■ Information shown:
# # # #
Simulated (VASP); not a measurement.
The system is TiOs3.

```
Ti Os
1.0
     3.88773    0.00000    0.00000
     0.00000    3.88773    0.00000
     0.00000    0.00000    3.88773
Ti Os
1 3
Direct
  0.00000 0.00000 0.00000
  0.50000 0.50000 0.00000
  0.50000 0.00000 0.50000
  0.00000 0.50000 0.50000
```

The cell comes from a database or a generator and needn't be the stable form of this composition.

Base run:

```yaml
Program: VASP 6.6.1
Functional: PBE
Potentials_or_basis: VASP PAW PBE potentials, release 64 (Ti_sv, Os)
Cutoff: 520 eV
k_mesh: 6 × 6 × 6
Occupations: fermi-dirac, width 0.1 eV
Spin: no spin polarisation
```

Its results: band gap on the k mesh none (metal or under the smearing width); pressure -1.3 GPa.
# # # #

■ Required action: Retype each of the records, word for word, with nothing added or dropped.

■ Task output:
Simulated (VASP); not a measurement.
The system is TiOs3.

```
Ti Os
1.0
     3.88773    0.00000    0.00000
     0.00000    3.88773    0.00000
     0.00000    0.00000    3.88773
Ti Os
1 3
Direct
  0.00000 0.00000 0.00000
  0.50000 0.50000 0.00000
  0.50000 0.00000 0.50000
  0.00000 0.50000 0.50000
```

The cell comes from a database or a generator and needn't be the stable form of this composition.

Base run:

```yaml
Program: VASP 6.6.1
Functional: PBE
Potentials_or_basis: VASP PAW PBE potentials, release 64 (Ti_sv, Os)
Cutoff: 520 eV
k_mesh: 6 × 6 × 6
Occupations: fermi-dirac, width 0.1 eV
Spin: no spin polarisation
```

Its results: band gap on the k mesh none (metal or under the smearing width); pressure -1.3 GPa.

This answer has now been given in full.